## [WORK ORDER]
Print each entry verbatim.

[RAW DATA]
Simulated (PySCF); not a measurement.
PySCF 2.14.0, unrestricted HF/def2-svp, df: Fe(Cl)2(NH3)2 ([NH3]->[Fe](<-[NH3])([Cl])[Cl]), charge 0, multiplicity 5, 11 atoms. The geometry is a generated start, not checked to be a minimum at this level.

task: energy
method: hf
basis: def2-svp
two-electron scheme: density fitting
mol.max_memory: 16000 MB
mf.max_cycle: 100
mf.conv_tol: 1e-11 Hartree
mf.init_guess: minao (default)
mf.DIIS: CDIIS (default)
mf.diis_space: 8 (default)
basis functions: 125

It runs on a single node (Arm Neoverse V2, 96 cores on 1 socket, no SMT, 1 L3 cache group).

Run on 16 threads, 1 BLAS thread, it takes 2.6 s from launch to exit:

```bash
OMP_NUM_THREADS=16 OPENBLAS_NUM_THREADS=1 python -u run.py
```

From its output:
[/RAW DATA]

## [RESPONSE AREA]
Simulated (PySCF); not a measurement.
PySCF 2.14.0, unrestricted HF/def2-svp, df: Fe(Cl)2(NH3)2 ([NH3]->[Fe](<-[NH3])([Cl])[Cl]), charge 0, multiplicity 5, 11 atoms. The geometry is a generated start, not checked to be a minimum at this level.

task: energy
method: hf
basis: def2-svp
two-electron scheme: density fitting
mol.max_memory: 16000 MB
mf.max_cycle: 100
mf.conv_tol: 1e-11 Hartree
mf.init_guess: minao (default)
mf.DIIS: CDIIS (default)
mf.diis_space: 8 (default)
basis functions: 125

It runs on a single node (Arm Neoverse V2, 96 cores on 1 socket, no SMT, 1 L3 cache group).

Run on 16 threads, 1 BLAS thread, it takes 2.6 s from launch to exit:

```bash
OMP_NUM_THREADS=16 OPENBLAS_NUM_THREADS=1 python -u run.py
```

From its output:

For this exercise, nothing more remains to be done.